TASK ITEM:
Output nothing but the lines from the first line of the entries to the line with "## (1) The cell of the first run", inclusive, exactly as they read.

* * * *
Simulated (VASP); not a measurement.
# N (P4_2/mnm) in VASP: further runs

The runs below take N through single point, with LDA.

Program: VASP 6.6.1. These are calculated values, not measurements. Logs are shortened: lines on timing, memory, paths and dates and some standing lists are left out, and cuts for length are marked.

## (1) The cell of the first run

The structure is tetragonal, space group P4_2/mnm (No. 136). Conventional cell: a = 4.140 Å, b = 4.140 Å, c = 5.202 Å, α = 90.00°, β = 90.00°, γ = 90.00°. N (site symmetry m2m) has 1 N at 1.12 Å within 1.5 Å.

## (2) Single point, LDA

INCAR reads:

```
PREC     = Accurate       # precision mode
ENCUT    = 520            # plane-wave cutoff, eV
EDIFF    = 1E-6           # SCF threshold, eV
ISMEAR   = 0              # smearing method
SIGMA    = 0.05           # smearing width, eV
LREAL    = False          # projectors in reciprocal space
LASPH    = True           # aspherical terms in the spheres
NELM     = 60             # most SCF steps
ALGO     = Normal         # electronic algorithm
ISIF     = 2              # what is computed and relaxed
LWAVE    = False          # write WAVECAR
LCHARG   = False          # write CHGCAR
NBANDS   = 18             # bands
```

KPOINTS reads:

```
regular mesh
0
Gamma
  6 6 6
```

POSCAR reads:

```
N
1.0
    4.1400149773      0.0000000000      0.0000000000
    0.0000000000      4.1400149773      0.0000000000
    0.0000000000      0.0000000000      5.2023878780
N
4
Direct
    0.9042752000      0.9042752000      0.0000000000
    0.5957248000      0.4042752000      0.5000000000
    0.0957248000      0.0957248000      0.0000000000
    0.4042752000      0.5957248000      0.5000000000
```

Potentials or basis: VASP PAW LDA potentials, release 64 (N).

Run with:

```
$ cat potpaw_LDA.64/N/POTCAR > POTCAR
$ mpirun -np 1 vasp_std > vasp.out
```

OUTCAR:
* * * *

EXERCISE RESPONSE:
Simulated (VASP); not a measurement.
# N (P4_2/mnm) in VASP: further runs

The runs below take N through single point, with LDA.

Program: VASP 6.6.1. These are calculated values, not measurements. Logs are shortened: lines on timing, memory, paths and dates and some standing lists are left out, and cuts for length are marked.

## (1) The cell of the first run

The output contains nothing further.